*** Record set ***

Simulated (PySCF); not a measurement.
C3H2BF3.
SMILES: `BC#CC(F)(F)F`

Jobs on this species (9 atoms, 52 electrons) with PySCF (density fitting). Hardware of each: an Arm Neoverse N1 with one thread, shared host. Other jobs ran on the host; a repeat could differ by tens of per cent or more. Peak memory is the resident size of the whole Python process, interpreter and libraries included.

*** End of Record set ***

§ **Brief**: An exact written copy of every entry is the required answer.

§ **Problem solution**:
Simulated (PySCF); not a measurement.
C3H2BF3.
SMILES: `BC#CC(F)(F)F`

Jobs on this species (9 atoms, 52 electrons) with PySCF (density fitting). Hardware of each: an Arm Neoverse N1 with one thread, shared host. Other jobs ran on the host; a repeat could differ by tens of per cent or more. Peak memory is the resident size of the whole Python process, interpreter and libraries included.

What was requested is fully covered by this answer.